WORK REQUEST =>
Return exactly the listing's lines, from its first line to the line holding "What interaction energy", ends included.

★ ★ ★
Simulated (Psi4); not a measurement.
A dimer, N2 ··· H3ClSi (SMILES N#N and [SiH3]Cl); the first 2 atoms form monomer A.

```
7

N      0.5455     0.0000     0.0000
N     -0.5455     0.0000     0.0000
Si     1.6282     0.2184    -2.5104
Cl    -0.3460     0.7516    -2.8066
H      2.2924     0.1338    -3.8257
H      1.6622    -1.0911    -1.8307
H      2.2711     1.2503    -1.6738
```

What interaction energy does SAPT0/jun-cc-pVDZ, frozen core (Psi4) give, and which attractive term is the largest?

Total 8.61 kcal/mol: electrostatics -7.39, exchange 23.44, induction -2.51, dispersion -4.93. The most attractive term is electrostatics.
★ ★ ★

EXERCISE RESPONSE =>
Simulated (Psi4); not a measurement.
A dimer, N2 ··· H3ClSi (SMILES N#N and [SiH3]Cl); the first 2 atoms form monomer A.

```
7

N      0.5455     0.0000     0.0000
N     -0.5455     0.0000     0.0000
Si     1.6282     0.2184    -2.5104
Cl    -0.3460     0.7516    -2.8066
H      2.2924     0.1338    -3.8257
H      1.6622    -1.0911    -1.8307
H      2.2711     1.2503    -1.6738
```

What interaction energy does SAPT0/jun-cc-pVDZ, frozen core (Psi4) give, and which attractive term is the largest?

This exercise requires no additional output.